Recorded information.
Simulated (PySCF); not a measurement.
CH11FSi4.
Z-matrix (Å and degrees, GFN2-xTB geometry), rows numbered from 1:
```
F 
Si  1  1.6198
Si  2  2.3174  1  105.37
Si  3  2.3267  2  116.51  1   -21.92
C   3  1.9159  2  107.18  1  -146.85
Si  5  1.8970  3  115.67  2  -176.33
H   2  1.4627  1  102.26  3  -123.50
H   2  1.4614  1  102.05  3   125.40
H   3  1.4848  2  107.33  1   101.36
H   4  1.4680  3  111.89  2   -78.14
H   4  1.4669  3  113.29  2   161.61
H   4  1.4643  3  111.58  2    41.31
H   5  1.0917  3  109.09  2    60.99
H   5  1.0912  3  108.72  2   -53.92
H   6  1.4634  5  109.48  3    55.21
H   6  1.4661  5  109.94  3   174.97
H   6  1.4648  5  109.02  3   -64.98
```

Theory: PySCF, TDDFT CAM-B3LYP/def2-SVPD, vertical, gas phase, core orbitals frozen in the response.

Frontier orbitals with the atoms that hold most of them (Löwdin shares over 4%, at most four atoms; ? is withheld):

Brief. Your answer must be the lines above, unchanged, from the first one through the line that holds "Theory: PySCF, TDDFT", inclusive, and no others.

Exercise solution.
Simulated (PySCF); not a measurement.
CH11FSi4.
Z-matrix (Å and degrees, GFN2-xTB geometry), rows numbered from 1:
```
F 
Si  1  1.6198
Si  2  2.3174  1  105.37
Si  3  2.3267  2  116.51  1   -21.92
C   3  1.9159  2  107.18  1  -146.85
Si  5  1.8970  3  115.67  2  -176.33
H   2  1.4627  1  102.26  3  -123.50
H   2  1.4614  1  102.05  3   125.40
H   3  1.4848  2  107.33  1   101.36
H   4  1.4680  3  111.89  2   -78.14
H   4  1.4669  3  113.29  2   161.61
H   4  1.4643  3  111.58  2    41.31
H   5  1.0917  3  109.09  2    60.99
H   5  1.0912  3  108.72  2   -53.92
H   6  1.4634  5  109.48  3    55.21
H   6  1.4661  5  109.94  3   174.97
H   6  1.4648  5  109.02  3   -64.98
```

Theory: PySCF, TDDFT CAM-B3LYP/def2-SVPD, vertical, gas phase, core orbitals frozen in the response.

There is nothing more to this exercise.